Content starts

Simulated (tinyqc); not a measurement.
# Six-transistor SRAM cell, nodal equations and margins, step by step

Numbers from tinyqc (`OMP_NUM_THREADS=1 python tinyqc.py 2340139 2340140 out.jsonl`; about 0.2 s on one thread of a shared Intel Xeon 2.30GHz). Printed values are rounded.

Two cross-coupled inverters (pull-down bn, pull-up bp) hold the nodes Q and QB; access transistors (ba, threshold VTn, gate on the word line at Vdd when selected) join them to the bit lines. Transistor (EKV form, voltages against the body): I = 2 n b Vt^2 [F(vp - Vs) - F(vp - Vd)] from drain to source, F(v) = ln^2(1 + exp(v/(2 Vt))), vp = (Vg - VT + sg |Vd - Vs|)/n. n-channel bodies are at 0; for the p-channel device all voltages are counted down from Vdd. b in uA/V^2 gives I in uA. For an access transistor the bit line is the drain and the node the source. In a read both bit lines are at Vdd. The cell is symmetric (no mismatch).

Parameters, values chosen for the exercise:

Content ends

Assignment ::
Can you repeat, word for word, every line above from the one containing "# Six-transistor SRAM" down to the one containing "Numbers from tinyqc", including both?

Written solution ::
# Six-transistor SRAM cell, nodal equations and margins, step by step

Numbers from tinyqc (`OMP_NUM_THREADS=1 python tinyqc.py 2340139 2340140 out.jsonl`; about 0.2 s on one thread of a shared Intel Xeon 2.30GHz). Printed values are rounded.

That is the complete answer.